**Dataset content**
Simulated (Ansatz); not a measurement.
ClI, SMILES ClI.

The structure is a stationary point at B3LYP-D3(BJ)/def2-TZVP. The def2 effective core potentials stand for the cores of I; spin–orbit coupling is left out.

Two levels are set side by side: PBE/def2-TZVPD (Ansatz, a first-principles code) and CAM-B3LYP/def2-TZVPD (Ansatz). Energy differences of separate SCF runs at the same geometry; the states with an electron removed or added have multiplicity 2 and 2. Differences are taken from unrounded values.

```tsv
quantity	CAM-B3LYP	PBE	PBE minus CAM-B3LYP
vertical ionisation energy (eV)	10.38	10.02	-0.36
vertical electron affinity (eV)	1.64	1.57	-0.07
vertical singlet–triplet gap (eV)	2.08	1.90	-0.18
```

**Work instruction**
Lines to set down from above: the line with "ClI, SMILES ClI.", the line with "The structure is", and every line between, each exactly as written.

**Result**
ClI, SMILES ClI.

The structure is a stationary point at B3LYP-D3(BJ)/def2-TZVP. The def2 effective core potentials stand for the cores of I; spin–orbit coupling is left out.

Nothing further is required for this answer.